Action item:
An exact copy of the listing is what is needed here; write it out in full.

Stored data:

== Segment start ==

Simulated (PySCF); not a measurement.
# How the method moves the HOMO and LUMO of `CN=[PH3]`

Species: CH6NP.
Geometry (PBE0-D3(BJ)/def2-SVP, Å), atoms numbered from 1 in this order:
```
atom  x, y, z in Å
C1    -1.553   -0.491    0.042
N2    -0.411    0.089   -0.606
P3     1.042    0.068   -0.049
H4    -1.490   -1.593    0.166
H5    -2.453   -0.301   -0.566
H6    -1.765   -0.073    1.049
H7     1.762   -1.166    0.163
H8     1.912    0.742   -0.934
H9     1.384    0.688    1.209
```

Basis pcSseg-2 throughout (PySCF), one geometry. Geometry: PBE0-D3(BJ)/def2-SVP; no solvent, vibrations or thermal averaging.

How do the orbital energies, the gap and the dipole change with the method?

== Segment end ==

Exercise solution:
Simulated (PySCF); not a measurement.
# How the method moves the HOMO and LUMO of `CN=[PH3]`

Species: CH6NP.
Geometry (PBE0-D3(BJ)/def2-SVP, Å), atoms numbered from 1 in this order:
```
atom  x, y, z in Å
C1    -1.553   -0.491    0.042
N2    -0.411    0.089   -0.606
P3     1.042    0.068   -0.049
H4    -1.490   -1.593    0.166
H5    -2.453   -0.301   -0.566
H6    -1.765   -0.073    1.049
H7     1.762   -1.166    0.163
H8     1.912    0.742   -0.934
H9     1.384    0.688    1.209
```

Basis pcSseg-2 throughout (PySCF), one geometry. Geometry: PBE0-D3(BJ)/def2-SVP; no solvent, vibrations or thermal averaging.

How do the orbital energies, the gap and the dipole change with the method?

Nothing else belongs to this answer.